■ Action item: Transcribe the entries exactly as each line appears.

◆ ◆ ◆ ◆ ◆

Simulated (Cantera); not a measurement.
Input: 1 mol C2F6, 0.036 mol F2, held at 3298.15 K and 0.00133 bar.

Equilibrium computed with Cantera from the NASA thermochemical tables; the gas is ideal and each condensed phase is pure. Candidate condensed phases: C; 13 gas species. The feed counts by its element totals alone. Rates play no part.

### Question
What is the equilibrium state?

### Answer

◆ ◆ ◆ ◆ ◆

■ Written response:
Simulated (Cantera); not a measurement.
Input: 1 mol C2F6, 0.036 mol F2, held at 3298.15 K and 0.00133 bar.

Equilibrium computed with Cantera from the NASA thermochemical tables; the gas is ideal and each condensed phase is pure. Candidate condensed phases: C; 13 gas species. The feed counts by its element totals alone. Rates play no part.

### Question
What is the equilibrium state?

### Answer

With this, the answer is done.